[DATASET RECORDS]
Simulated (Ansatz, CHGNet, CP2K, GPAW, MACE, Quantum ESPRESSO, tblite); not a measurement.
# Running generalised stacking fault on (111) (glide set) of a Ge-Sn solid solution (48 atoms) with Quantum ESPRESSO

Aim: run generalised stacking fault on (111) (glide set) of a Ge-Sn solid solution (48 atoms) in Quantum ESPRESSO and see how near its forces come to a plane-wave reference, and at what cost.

[WORK TASK] Transcribe every entry, keeping each line exactly as it reads.

[RESULT]
Simulated (Ansatz, CHGNet, CP2K, GPAW, MACE, Quantum ESPRESSO, tblite); not a measurement.
# Running generalised stacking fault on (111) (glide set) of a Ge-Sn solid solution (48 atoms) with Quantum ESPRESSO

Aim: run generalised stacking fault on (111) (glide set) of a Ge-Sn solid solution (48 atoms) in Quantum ESPRESSO and see how near its forces come to a plane-wave reference, and at what cost.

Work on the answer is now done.